- _Action item_
Retype the material exactly, ending with the line containing "- The whole".

• • • •
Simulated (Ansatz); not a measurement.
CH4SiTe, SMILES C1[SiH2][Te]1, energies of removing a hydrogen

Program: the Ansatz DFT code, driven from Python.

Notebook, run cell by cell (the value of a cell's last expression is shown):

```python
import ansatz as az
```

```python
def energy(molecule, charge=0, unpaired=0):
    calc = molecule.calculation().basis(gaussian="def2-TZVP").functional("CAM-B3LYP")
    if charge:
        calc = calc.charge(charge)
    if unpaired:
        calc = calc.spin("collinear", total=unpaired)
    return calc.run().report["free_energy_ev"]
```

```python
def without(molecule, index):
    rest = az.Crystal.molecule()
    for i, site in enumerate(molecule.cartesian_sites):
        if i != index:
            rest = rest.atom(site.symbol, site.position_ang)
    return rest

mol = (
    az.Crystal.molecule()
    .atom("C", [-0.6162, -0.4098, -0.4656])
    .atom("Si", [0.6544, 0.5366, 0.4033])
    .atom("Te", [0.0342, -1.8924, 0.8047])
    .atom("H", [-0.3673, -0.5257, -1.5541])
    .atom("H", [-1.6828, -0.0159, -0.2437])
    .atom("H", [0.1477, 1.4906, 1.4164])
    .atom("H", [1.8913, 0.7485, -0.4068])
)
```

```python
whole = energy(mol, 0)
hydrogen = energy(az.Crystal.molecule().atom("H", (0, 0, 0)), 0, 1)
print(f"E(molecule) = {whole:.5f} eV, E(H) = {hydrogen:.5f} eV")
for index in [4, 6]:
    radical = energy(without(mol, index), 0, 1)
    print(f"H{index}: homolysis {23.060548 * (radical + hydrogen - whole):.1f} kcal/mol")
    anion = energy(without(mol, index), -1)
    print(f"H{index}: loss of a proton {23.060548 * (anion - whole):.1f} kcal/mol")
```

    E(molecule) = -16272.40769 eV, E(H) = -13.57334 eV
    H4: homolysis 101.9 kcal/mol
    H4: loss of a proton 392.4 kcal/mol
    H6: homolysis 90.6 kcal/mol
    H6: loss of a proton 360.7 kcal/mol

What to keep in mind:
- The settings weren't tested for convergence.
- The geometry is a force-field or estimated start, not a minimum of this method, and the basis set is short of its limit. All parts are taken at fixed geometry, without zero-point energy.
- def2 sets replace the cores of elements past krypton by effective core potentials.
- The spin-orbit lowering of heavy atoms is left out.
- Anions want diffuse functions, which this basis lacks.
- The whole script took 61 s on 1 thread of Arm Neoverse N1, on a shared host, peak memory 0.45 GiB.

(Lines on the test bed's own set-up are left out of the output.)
• • • •

- _Exercise response_
Simulated (Ansatz); not a measurement.
CH4SiTe, SMILES C1[SiH2][Te]1, energies of removing a hydrogen

Program: the Ansatz DFT code, driven from Python.

Notebook, run cell by cell (the value of a cell's last expression is shown):

```python
import ansatz as az
```

```python
def energy(molecule, charge=0, unpaired=0):
    calc = molecule.calculation().basis(gaussian="def2-TZVP").functional("CAM-B3LYP")
    if charge:
        calc = calc.charge(charge)
    if unpaired:
        calc = calc.spin("collinear", total=unpaired)
    return calc.run().report["free_energy_ev"]
```

```python
def without(molecule, index):
    rest = az.Crystal.molecule()
    for i, site in enumerate(molecule.cartesian_sites):
        if i != index:
            rest = rest.atom(site.symbol, site.position_ang)
    return rest

mol = (
    az.Crystal.molecule()
    .atom("C", [-0.6162, -0.4098, -0.4656])
    .atom("Si", [0.6544, 0.5366, 0.4033])
    .atom("Te", [0.0342, -1.8924, 0.8047])
    .atom("H", [-0.3673, -0.5257, -1.5541])
    .atom("H", [-1.6828, -0.0159, -0.2437])
    .atom("H", [0.1477, 1.4906, 1.4164])
    .atom("H", [1.8913, 0.7485, -0.4068])
)
```

```python
whole = energy(mol, 0)
hydrogen = energy(az.Crystal.molecule().atom("H", (0, 0, 0)), 0, 1)
print(f"E(molecule) = {whole:.5f} eV, E(H) = {hydrogen:.5f} eV")
for index in [4, 6]:
    radical = energy(without(mol, index), 0, 1)
    print(f"H{index}: homolysis {23.060548 * (radical + hydrogen - whole):.1f} kcal/mol")
    anion = energy(without(mol, index), -1)
    print(f"H{index}: loss of a proton {23.060548 * (anion - whole):.1f} kcal/mol")
```

    E(molecule) = -16272.40769 eV, E(H) = -13.57334 eV
    H4: homolysis 101.9 kcal/mol
    H4: loss of a proton 392.4 kcal/mol
    H6: homolysis 90.6 kcal/mol
    H6: loss of a proton 360.7 kcal/mol

What to keep in mind:
- The settings weren't tested for convergence.
- The geometry is a force-field or estimated start, not a minimum of this method, and the basis set is short of its limit. All parts are taken at fixed geometry, without zero-point energy.
- def2 sets replace the cores of elements past krypton by effective core potentials.
- The spin-orbit lowering of heavy atoms is left out.
- Anions want diffuse functions, which this basis lacks.
- The whole script took 61 s on 1 thread of Arm Neoverse N1, on a shared host, peak memory 0.45 GiB.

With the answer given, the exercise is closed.